Segment Open

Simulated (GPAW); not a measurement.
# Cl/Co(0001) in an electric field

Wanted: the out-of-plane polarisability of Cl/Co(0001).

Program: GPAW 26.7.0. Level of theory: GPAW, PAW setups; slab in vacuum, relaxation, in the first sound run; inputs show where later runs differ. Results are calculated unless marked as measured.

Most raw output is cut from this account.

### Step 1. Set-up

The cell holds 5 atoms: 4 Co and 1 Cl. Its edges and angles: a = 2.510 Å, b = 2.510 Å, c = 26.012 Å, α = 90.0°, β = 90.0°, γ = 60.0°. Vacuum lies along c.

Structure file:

Segment Closed

WORK INSTRUCTION: Transcribe the whole listing with every word preserved.

EXPECTED ANSWER:
Simulated (GPAW); not a measurement.
# Cl/Co(0001) in an electric field

Wanted: the out-of-plane polarisability of Cl/Co(0001).

Program: GPAW 26.7.0. Level of theory: GPAW, PAW setups; slab in vacuum, relaxation, in the first sound run; inputs show where later runs differ. Results are calculated unless marked as measured.

Most raw output is cut from this account.

### Step 1. Set-up

The cell holds 5 atoms: 4 Co and 1 Cl. Its edges and angles: a = 2.510 Å, b = 2.510 Å, c = 26.012 Å, α = 90.0°, β = 90.0°, γ = 60.0°. Vacuum lies along c.

Structure file:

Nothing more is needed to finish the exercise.